# [DATA UNDER STUDY]
------

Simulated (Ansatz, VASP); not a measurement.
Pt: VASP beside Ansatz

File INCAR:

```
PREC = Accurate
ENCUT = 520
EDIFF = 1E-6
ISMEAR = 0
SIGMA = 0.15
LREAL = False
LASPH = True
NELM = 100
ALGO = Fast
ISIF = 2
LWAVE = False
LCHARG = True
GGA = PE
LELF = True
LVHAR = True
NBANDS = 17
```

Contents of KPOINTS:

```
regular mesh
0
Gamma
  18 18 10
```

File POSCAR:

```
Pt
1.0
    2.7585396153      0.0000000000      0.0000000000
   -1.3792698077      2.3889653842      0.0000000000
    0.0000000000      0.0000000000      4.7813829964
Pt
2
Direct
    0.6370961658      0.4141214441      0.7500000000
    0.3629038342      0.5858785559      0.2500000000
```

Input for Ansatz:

------

Type out the entire listing again, matching every line exactly.

Simulated (Ansatz, VASP); not a measurement.
Pt: VASP beside Ansatz

File INCAR:

```
PREC = Accurate
ENCUT = 520
EDIFF = 1E-6
ISMEAR = 0
SIGMA = 0.15
LREAL = False
LASPH = True
NELM = 100
ALGO = Fast
ISIF = 2
LWAVE = False
LCHARG = True
GGA = PE
LELF = True
LVHAR = True
NBANDS = 17
```

Contents of KPOINTS:

```
regular mesh
0
Gamma
  18 18 10
```

File POSCAR:

```
Pt
1.0
    2.7585396153      0.0000000000      0.0000000000
   -1.3792698077      2.3889653842      0.0000000000
    0.0000000000      0.0000000000      4.7813829964
Pt
2
Direct
    0.6370961658      0.4141214441      0.7500000000
    0.3629038342      0.5858785559      0.2500000000
```

Input for Ansatz:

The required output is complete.